Task item:
Nothing in the entries may differ when you return them.

Input data:
★ ★ ★ ★

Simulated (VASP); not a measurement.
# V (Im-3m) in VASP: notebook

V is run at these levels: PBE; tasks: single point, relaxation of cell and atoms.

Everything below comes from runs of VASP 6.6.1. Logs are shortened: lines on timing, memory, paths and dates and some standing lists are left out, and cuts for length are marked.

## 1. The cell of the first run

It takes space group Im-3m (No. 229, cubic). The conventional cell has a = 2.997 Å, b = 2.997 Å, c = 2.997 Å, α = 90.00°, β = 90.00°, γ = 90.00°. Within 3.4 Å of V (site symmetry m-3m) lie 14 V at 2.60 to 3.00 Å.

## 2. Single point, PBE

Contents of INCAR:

★ ★ ★ ★

Task response:
Simulated (VASP); not a measurement.
# V (Im-3m) in VASP: notebook

V is run at these levels: PBE; tasks: single point, relaxation of cell and atoms.

Everything below comes from runs of VASP 6.6.1. Logs are shortened: lines on timing, memory, paths and dates and some standing lists are left out, and cuts for length are marked.

## 1. The cell of the first run

It takes space group Im-3m (No. 229, cubic). The conventional cell has a = 2.997 Å, b = 2.997 Å, c = 2.997 Å, α = 90.00°, β = 90.00°, γ = 90.00°. Within 3.4 Å of V (site symmetry m-3m) lie 14 V at 2.60 to 3.00 Å.

## 2. Single point, PBE

Contents of INCAR:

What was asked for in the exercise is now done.